** Information shown follows **

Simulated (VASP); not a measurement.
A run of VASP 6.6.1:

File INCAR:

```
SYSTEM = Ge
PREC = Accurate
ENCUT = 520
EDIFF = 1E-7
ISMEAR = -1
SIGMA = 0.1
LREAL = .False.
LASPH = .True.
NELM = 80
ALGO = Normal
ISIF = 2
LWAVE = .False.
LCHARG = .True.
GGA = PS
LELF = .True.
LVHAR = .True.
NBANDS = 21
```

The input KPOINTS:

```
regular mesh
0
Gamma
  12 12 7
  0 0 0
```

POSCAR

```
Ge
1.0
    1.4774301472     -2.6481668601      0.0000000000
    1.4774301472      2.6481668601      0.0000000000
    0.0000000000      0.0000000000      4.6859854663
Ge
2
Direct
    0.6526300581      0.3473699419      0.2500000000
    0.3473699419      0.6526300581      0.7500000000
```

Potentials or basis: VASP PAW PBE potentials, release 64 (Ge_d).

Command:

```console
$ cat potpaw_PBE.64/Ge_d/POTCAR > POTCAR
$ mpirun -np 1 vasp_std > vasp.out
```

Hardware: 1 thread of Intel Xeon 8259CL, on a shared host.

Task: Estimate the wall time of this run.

** End of Information shown **

• Brief
The listing above holds a line with "Potentials or basis: VASP" and a line with "Hardware: 1 thread". Print the stretch from the first through the second, exactly and alone.

• Result
Potentials or basis: VASP PAW PBE potentials, release 64 (Ge_d).

Command:

```console
$ cat potpaw_PBE.64/Ge_d/POTCAR > POTCAR
$ mpirun -np 1 vasp_std > vasp.out
```

Hardware: 1 thread of Intel Xeon 8259CL, on a shared host.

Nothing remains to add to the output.